*** Information given Section Begins ***

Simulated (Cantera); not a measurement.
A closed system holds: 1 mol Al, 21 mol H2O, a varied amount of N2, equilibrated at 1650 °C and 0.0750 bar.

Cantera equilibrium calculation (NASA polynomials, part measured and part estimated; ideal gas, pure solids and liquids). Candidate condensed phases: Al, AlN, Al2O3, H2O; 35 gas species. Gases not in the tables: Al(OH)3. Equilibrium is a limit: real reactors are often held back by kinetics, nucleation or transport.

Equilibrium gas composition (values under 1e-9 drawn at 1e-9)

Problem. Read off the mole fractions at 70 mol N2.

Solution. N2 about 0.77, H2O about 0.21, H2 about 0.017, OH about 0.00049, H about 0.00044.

*** Information given Section Ends ***

◆ Brief: Every entry must appear in the answer, reproduced exactly.

◆ Written solution:
Simulated (Cantera); not a measurement.
A closed system holds: 1 mol Al, 21 mol H2O, a varied amount of N2, equilibrated at 1650 °C and 0.0750 bar.

Cantera equilibrium calculation (NASA polynomials, part measured and part estimated; ideal gas, pure solids and liquids). Candidate condensed phases: Al, AlN, Al2O3, H2O; 35 gas species. Gases not in the tables: Al(OH)3. Equilibrium is a limit: real reactors are often held back by kinetics, nucleation or transport.

Equilibrium gas composition (values under 1e-9 drawn at 1e-9)

Problem. Read off the mole fractions at 70 mol N2.

Solution. N2 about 0.77, H2O about 0.21, H2 about 0.017, OH about 0.00049, H about 0.00044.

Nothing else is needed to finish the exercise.